> Given entries
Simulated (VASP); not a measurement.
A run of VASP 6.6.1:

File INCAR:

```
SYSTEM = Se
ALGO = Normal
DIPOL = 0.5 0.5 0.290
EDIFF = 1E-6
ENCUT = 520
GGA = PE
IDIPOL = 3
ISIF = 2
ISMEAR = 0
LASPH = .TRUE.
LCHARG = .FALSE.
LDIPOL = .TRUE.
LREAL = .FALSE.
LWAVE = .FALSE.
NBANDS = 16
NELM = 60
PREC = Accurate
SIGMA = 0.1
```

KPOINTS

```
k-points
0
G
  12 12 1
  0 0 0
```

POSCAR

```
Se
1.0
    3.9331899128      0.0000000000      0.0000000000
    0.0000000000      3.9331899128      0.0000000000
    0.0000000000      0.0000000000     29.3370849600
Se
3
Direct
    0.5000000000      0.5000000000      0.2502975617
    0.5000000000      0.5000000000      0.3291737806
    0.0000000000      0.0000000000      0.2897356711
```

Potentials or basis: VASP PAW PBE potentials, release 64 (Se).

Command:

> Assignment
Give back each entry so that it matches the original word for word.

> Answer area
Simulated (VASP); not a measurement.
A run of VASP 6.6.1:

File INCAR:

```
SYSTEM = Se
ALGO = Normal
DIPOL = 0.5 0.5 0.290
EDIFF = 1E-6
ENCUT = 520
GGA = PE
IDIPOL = 3
ISIF = 2
ISMEAR = 0
LASPH = .TRUE.
LCHARG = .FALSE.
LDIPOL = .TRUE.
LREAL = .FALSE.
LWAVE = .FALSE.
NBANDS = 16
NELM = 60
PREC = Accurate
SIGMA = 0.1
```

KPOINTS

```
k-points
0
G
  12 12 1
  0 0 0
```

POSCAR

```
Se
1.0
    3.9331899128      0.0000000000      0.0000000000
    0.0000000000      3.9331899128      0.0000000000
    0.0000000000      0.0000000000     29.3370849600
Se
3
Direct
    0.5000000000      0.5000000000      0.2502975617
    0.5000000000      0.5000000000      0.3291737806
    0.0000000000      0.0000000000      0.2897356711
```

Potentials or basis: VASP PAW PBE potentials, release 64 (Se).

Command:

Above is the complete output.